## [Work task]
Task for the listing below: copy it out in full, exactly.

## [Data section]
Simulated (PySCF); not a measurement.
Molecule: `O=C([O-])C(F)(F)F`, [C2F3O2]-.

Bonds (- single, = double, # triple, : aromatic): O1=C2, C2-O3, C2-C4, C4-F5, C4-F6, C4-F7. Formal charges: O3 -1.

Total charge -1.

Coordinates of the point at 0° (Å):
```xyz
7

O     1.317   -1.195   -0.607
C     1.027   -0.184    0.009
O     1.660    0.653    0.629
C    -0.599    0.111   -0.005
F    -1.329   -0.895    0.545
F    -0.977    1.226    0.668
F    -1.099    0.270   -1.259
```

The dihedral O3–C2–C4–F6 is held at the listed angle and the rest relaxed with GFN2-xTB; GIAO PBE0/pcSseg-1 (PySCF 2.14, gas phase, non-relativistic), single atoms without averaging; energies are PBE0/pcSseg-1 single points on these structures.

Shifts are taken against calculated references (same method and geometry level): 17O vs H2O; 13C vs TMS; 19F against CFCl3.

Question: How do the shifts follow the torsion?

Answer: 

## [Answer space]
Simulated (PySCF); not a measurement.
Molecule: `O=C([O-])C(F)(F)F`, [C2F3O2]-.

Bonds (- single, = double, # triple, : aromatic): O1=C2, C2-O3, C2-C4, C4-F5, C4-F6, C4-F7. Formal charges: O3 -1.

Total charge -1.

Coordinates of the point at 0° (Å):
```xyz
7

O     1.317   -1.195   -0.607
C     1.027   -0.184    0.009
O     1.660    0.653    0.629
C    -0.599    0.111   -0.005
F    -1.329   -0.895    0.545
F    -0.977    1.226    0.668
F    -1.099    0.270   -1.259
```

The dihedral O3–C2–C4–F6 is held at the listed angle and the rest relaxed with GFN2-xTB; GIAO PBE0/pcSseg-1 (PySCF 2.14, gas phase, non-relativistic), single atoms without averaging; energies are PBE0/pcSseg-1 single points on these structures.

Shifts are taken against calculated references (same method and geometry level): 17O vs H2O; 13C vs TMS; 19F against CFCl3.

Question: How do the shifts follow the torsion?

Answer: 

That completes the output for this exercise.